(SOURCE DATA Opens)

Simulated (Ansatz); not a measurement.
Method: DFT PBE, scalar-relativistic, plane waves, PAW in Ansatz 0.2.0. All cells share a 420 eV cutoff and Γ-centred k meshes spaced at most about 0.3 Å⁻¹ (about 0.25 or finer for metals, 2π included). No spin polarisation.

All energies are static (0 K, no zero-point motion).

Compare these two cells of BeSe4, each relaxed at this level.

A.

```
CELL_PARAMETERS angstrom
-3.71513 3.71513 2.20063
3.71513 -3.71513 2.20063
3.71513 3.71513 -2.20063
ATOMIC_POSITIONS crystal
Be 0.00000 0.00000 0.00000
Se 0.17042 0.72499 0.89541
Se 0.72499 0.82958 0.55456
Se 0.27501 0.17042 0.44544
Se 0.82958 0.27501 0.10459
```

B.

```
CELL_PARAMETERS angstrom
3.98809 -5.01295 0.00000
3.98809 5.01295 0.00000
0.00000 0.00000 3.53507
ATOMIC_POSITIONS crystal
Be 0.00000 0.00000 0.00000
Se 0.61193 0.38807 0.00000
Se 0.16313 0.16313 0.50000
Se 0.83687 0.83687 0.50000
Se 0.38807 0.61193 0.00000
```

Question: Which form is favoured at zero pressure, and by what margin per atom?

(SOURCE DATA Closes)

(WORK TASK)
So that nothing is lost, restate all the material word for word.

(WORKED SOLUTION)
Simulated (Ansatz); not a measurement.
Method: DFT PBE, scalar-relativistic, plane waves, PAW in Ansatz 0.2.0. All cells share a 420 eV cutoff and Γ-centred k meshes spaced at most about 0.3 Å⁻¹ (about 0.25 or finer for metals, 2π included). No spin polarisation.

All energies are static (0 K, no zero-point motion).

Compare these two cells of BeSe4, each relaxed at this level.

A.

```
CELL_PARAMETERS angstrom
-3.71513 3.71513 2.20063
3.71513 -3.71513 2.20063
3.71513 3.71513 -2.20063
ATOMIC_POSITIONS crystal
Be 0.00000 0.00000 0.00000
Se 0.17042 0.72499 0.89541
Se 0.72499 0.82958 0.55456
Se 0.27501 0.17042 0.44544
Se 0.82958 0.27501 0.10459
```

B.

```
CELL_PARAMETERS angstrom
3.98809 -5.01295 0.00000
3.98809 5.01295 0.00000
0.00000 0.00000 3.53507
ATOMIC_POSITIONS crystal
Be 0.00000 0.00000 0.00000
Se 0.61193 0.38807 0.00000
Se 0.16313 0.16313 0.50000
Se 0.83687 0.83687 0.50000
Se 0.38807 0.61193 0.00000
```

Question: Which form is favoured at zero pressure, and by what margin per atom?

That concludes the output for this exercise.